*Data excerpts*.
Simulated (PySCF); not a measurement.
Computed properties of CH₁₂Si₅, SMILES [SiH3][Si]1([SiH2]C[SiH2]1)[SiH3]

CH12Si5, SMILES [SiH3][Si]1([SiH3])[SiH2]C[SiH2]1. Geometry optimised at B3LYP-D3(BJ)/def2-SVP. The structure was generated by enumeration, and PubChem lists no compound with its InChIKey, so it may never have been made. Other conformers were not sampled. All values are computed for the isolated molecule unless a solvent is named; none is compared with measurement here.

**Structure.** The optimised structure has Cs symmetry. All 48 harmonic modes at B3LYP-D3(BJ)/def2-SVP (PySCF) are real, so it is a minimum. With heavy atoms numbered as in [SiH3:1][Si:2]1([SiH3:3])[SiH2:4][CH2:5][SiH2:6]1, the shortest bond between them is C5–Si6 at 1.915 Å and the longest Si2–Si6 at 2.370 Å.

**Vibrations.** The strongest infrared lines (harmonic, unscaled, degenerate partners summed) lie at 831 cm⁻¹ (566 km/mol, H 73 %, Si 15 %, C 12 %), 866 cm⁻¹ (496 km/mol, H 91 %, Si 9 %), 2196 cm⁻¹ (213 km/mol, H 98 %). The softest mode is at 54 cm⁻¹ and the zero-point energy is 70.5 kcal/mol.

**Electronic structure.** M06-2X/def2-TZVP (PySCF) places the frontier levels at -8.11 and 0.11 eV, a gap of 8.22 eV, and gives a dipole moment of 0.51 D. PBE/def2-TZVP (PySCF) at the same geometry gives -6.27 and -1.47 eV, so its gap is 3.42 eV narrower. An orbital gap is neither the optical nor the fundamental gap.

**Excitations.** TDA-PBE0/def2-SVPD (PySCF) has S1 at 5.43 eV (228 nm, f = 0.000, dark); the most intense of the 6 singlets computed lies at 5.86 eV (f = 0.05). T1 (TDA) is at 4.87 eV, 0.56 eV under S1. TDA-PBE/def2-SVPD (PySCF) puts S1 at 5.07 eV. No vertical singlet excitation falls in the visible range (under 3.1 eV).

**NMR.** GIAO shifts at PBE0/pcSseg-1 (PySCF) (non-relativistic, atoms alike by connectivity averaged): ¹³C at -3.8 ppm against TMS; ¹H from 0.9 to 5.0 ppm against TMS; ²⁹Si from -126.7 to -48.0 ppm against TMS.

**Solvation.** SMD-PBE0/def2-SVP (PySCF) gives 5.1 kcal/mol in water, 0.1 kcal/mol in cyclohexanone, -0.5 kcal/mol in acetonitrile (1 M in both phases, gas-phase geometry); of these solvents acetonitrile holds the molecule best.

*Action item*.
Please return only the lines above, starting at the line that has "CH12Si5, SMILES [SiH3][Si]1([SiH3])[SiH2]C[SiH2]1." and ending at the line that has "the fundamental gap.", keeping both and leaving each one unchanged.

*Answer box*.
CH12Si5, SMILES [SiH3][Si]1([SiH3])[SiH2]C[SiH2]1. Geometry optimised at B3LYP-D3(BJ)/def2-SVP. The structure was generated by enumeration, and PubChem lists no compound with its InChIKey, so it may never have been made. Other conformers were not sampled. All values are computed for the isolated molecule unless a solvent is named; none is compared with measurement here.

**Structure.** The optimised structure has Cs symmetry. All 48 harmonic modes at B3LYP-D3(BJ)/def2-SVP (PySCF) are real, so it is a minimum. With heavy atoms numbered as in [SiH3:1][Si:2]1([SiH3:3])[SiH2:4][CH2:5][SiH2:6]1, the shortest bond between them is C5–Si6 at 1.915 Å and the longest Si2–Si6 at 2.370 Å.

**Vibrations.** The strongest infrared lines (harmonic, unscaled, degenerate partners summed) lie at 831 cm⁻¹ (566 km/mol, H 73 %, Si 15 %, C 12 %), 866 cm⁻¹ (496 km/mol, H 91 %, Si 9 %), 2196 cm⁻¹ (213 km/mol, H 98 %). The softest mode is at 54 cm⁻¹ and the zero-point energy is 70.5 kcal/mol.

**Electronic structure.** M06-2X/def2-TZVP (PySCF) places the frontier levels at -8.11 and 0.11 eV, a gap of 8.22 eV, and gives a dipole moment of 0.51 D. PBE/def2-TZVP (PySCF) at the same geometry gives -6.27 and -1.47 eV, so its gap is 3.42 eV narrower. An orbital gap is neither the optical nor the fundamental gap.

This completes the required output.